▸ **ACTION ITEM**
In your answer, every line of the records should be written out exactly.

▸ **EXTRACTED RECORDS**

::::

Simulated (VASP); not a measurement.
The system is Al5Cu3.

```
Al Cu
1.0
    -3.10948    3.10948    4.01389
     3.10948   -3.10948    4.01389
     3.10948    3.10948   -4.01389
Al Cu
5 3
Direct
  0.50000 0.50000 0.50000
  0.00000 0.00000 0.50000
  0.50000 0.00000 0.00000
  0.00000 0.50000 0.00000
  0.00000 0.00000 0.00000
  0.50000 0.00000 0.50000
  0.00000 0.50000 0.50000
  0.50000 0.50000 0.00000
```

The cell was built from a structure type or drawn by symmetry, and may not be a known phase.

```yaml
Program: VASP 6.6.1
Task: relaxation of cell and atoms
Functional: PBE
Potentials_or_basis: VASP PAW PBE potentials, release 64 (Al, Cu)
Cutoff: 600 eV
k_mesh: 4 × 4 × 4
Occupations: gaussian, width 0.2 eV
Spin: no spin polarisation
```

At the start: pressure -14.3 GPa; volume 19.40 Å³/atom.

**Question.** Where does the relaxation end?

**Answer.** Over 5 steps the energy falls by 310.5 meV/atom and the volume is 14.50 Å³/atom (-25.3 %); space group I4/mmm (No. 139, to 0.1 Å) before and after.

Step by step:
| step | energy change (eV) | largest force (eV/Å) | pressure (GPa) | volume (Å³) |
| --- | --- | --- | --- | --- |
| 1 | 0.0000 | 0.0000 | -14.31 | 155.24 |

::::

▸ **EXERCISE RESULT**
Simulated (VASP); not a measurement.
The system is Al5Cu3.

```
Al Cu
1.0
    -3.10948    3.10948    4.01389
     3.10948   -3.10948    4.01389
     3.10948    3.10948   -4.01389
Al Cu
5 3
Direct
  0.50000 0.50000 0.50000
  0.00000 0.00000 0.50000
  0.50000 0.00000 0.00000
  0.00000 0.50000 0.00000
  0.00000 0.00000 0.00000
  0.50000 0.00000 0.50000
  0.00000 0.50000 0.50000
  0.50000 0.50000 0.00000
```

The cell was built from a structure type or drawn by symmetry, and may not be a known phase.

```yaml
Program: VASP 6.6.1
Task: relaxation of cell and atoms
Functional: PBE
Potentials_or_basis: VASP PAW PBE potentials, release 64 (Al, Cu)
Cutoff: 600 eV
k_mesh: 4 × 4 × 4
Occupations: gaussian, width 0.2 eV
Spin: no spin polarisation
```

At the start: pressure -14.3 GPa; volume 19.40 Å³/atom.

**Question.** Where does the relaxation end?

**Answer.** Over 5 steps the energy falls by 310.5 meV/atom and the volume is 14.50 Å³/atom (-25.3 %); space group I4/mmm (No. 139, to 0.1 Å) before and after.

Step by step:
| step | energy change (eV) | largest force (eV/Å) | pressure (GPa) | volume (Å³) |
| --- | --- | --- | --- | --- |
| 1 | 0.0000 | 0.0000 | -14.31 | 155.24 |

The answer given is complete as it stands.